==*==
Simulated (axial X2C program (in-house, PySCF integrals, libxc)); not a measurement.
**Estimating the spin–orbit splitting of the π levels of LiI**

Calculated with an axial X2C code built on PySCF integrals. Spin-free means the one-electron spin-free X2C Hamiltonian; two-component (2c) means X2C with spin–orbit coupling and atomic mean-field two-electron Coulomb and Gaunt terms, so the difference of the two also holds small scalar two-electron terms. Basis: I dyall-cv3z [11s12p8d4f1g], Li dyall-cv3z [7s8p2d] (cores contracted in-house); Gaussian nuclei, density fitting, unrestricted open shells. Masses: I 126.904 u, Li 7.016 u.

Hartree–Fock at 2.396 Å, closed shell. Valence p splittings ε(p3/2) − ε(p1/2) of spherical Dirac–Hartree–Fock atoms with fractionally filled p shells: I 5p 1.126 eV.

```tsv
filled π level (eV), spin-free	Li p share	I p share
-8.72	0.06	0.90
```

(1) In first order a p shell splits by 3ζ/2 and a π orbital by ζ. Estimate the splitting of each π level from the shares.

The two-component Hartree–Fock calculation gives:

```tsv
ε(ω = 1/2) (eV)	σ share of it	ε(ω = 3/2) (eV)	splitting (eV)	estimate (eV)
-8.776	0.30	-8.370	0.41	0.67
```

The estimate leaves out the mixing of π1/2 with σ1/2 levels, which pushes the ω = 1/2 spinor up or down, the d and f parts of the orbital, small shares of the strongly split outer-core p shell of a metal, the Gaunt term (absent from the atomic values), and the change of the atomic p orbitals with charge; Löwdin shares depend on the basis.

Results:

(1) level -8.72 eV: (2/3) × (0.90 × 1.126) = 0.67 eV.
==*==

#### [Work item]
Look through the data above and return exactly the lines from the one that contains "levels of LiI**" to the one that contains "Calculated with an", inclusive, with nothing else.

#### [Result]
**Estimating the spin–orbit splitting of the π levels of LiI**

Calculated with an axial X2C code built on PySCF integrals. Spin-free means the one-electron spin-free X2C Hamiltonian; two-component (2c) means X2C with spin–orbit coupling and atomic mean-field two-electron Coulomb and Gaunt terms, so the difference of the two also holds small scalar two-electron terms. Basis: I dyall-cv3z [11s12p8d4f1g], Li dyall-cv3z [7s8p2d] (cores contracted in-house); Gaussian nuclei, density fitting, unrestricted open shells. Masses: I 126.904 u, Li 7.016 u.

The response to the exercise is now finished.